[Given records — start]

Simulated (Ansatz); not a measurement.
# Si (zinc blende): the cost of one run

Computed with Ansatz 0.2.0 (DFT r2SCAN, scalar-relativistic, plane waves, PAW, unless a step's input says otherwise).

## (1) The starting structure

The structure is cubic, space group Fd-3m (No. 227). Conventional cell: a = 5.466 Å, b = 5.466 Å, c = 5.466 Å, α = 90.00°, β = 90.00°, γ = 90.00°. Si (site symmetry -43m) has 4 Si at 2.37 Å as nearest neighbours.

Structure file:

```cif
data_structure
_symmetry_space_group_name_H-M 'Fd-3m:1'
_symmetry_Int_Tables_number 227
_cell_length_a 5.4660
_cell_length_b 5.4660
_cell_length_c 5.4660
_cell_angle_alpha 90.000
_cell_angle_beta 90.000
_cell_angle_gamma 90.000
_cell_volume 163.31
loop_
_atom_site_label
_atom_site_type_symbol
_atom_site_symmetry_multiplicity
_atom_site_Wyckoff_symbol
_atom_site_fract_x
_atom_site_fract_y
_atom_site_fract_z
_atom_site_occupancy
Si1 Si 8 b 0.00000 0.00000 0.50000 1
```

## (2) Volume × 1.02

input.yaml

[Given records — finish]

* Work item
Write the material above out in full, exactly as it reads.

* Expected answer
Simulated (Ansatz); not a measurement.
# Si (zinc blende): the cost of one run

Computed with Ansatz 0.2.0 (DFT r2SCAN, scalar-relativistic, plane waves, PAW, unless a step's input says otherwise).

## (1) The starting structure

The structure is cubic, space group Fd-3m (No. 227). Conventional cell: a = 5.466 Å, b = 5.466 Å, c = 5.466 Å, α = 90.00°, β = 90.00°, γ = 90.00°. Si (site symmetry -43m) has 4 Si at 2.37 Å as nearest neighbours.

Structure file:

```cif
data_structure
_symmetry_space_group_name_H-M 'Fd-3m:1'
_symmetry_Int_Tables_number 227
_cell_length_a 5.4660
_cell_length_b 5.4660
_cell_length_c 5.4660
_cell_angle_alpha 90.000
_cell_angle_beta 90.000
_cell_angle_gamma 90.000
_cell_volume 163.31
loop_
_atom_site_label
_atom_site_type_symbol
_atom_site_symmetry_multiplicity
_atom_site_Wyckoff_symbol
_atom_site_fract_x
_atom_site_fract_y
_atom_site_fract_z
_atom_site_occupancy
Si1 Si 8 b 0.00000 0.00000 0.50000 1
```

## (2) Volume × 1.02

input.yaml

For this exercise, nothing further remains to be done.